=-=-=
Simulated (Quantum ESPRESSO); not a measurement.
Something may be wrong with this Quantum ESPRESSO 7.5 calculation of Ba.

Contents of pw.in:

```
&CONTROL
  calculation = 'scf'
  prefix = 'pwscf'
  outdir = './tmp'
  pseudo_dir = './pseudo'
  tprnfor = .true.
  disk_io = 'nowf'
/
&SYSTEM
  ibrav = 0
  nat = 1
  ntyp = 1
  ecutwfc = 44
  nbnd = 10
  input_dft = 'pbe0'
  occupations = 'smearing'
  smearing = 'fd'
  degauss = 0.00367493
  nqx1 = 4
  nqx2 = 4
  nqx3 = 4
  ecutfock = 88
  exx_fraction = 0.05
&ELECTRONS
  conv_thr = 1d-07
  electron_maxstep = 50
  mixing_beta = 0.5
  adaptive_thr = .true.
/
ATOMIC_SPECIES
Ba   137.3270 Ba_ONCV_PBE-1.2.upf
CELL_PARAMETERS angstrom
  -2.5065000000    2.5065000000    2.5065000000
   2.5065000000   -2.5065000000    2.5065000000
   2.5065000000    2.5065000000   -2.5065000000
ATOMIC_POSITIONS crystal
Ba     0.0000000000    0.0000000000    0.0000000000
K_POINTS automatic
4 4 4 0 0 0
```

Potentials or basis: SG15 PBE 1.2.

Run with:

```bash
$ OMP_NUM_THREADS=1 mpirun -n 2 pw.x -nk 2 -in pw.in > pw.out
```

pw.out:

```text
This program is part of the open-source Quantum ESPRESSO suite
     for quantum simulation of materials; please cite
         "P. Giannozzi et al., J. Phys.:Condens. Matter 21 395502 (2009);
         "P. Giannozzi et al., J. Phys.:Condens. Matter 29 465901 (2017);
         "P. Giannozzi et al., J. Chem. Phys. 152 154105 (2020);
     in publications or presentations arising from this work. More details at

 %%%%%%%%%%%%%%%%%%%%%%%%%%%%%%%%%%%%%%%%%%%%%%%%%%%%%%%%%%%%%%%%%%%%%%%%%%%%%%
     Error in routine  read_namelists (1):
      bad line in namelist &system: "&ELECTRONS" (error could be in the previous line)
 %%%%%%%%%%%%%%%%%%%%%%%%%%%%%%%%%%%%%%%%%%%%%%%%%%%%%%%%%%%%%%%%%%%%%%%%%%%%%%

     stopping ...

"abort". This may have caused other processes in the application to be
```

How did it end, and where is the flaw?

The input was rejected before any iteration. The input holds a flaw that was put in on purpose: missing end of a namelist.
=-=-=

:: Assigned task ::
Nothing outside this range should appear: the lines from the start of the listing through the line with "How did it end, and where is the flaw?", each reproduced exactly, both ends included.

:: Problem solution ::
Simulated (Quantum ESPRESSO); not a measurement.
Something may be wrong with this Quantum ESPRESSO 7.5 calculation of Ba.

Contents of pw.in:

```
&CONTROL
  calculation = 'scf'
  prefix = 'pwscf'
  outdir = './tmp'
  pseudo_dir = './pseudo'
  tprnfor = .true.
  disk_io = 'nowf'
/
&SYSTEM
  ibrav = 0
  nat = 1
  ntyp = 1
  ecutwfc = 44
  nbnd = 10
  input_dft = 'pbe0'
  occupations = 'smearing'
  smearing = 'fd'
  degauss = 0.00367493
  nqx1 = 4
  nqx2 = 4
  nqx3 = 4
  ecutfock = 88
  exx_fraction = 0.05
&ELECTRONS
  conv_thr = 1d-07
  electron_maxstep = 50
  mixing_beta = 0.5
  adaptive_thr = .true.
/
ATOMIC_SPECIES
Ba   137.3270 Ba_ONCV_PBE-1.2.upf
CELL_PARAMETERS angstrom
  -2.5065000000    2.5065000000    2.5065000000
   2.5065000000   -2.5065000000    2.5065000000
   2.5065000000    2.5065000000   -2.5065000000
ATOMIC_POSITIONS crystal
Ba     0.0000000000    0.0000000000    0.0000000000
K_POINTS automatic
4 4 4 0 0 0
```

Potentials or basis: SG15 PBE 1.2.

Run with:

```bash
$ OMP_NUM_THREADS=1 mpirun -n 2 pw.x -nk 2 -in pw.in > pw.out
```

pw.out:

```text
This program is part of the open-source Quantum ESPRESSO suite
     for quantum simulation of materials; please cite
         "P. Giannozzi et al., J. Phys.:Condens. Matter 21 395502 (2009);
         "P. Giannozzi et al., J. Phys.:Condens. Matter 29 465901 (2017);
         "P. Giannozzi et al., J. Chem. Phys. 152 154105 (2020);
     in publications or presentations arising from this work. More details at

 %%%%%%%%%%%%%%%%%%%%%%%%%%%%%%%%%%%%%%%%%%%%%%%%%%%%%%%%%%%%%%%%%%%%%%%%%%%%%%
     Error in routine  read_namelists (1):
      bad line in namelist &system: "&ELECTRONS" (error could be in the previous line)
 %%%%%%%%%%%%%%%%%%%%%%%%%%%%%%%%%%%%%%%%%%%%%%%%%%%%%%%%%%%%%%%%%%%%%%%%%%%%%%

     stopping ...

"abort". This may have caused other processes in the application to be
```

How did it end, and where is the flaw?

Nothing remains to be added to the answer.